_Assignment_. Starting with the first line of the data that follows, transcribe every line verbatim until the line containing "# Sensitivity of" has been transcribed.

Segment Open
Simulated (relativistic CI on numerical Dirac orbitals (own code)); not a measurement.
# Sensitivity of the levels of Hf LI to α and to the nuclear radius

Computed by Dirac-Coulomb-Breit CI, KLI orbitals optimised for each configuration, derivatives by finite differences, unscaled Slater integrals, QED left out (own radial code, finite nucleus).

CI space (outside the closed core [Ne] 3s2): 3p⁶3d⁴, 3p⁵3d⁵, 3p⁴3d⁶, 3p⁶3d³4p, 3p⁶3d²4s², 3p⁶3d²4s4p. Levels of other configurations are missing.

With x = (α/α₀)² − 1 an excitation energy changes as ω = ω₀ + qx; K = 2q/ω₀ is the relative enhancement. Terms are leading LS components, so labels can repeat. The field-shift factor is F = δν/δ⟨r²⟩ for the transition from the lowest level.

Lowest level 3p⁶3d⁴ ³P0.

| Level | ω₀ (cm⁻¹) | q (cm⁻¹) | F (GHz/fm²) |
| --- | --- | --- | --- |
Segment Closed

_Exercise answer_.
Simulated (relativistic CI on numerical Dirac orbitals (own code)); not a measurement.
# Sensitivity of the levels of Hf LI to α and to the nuclear radius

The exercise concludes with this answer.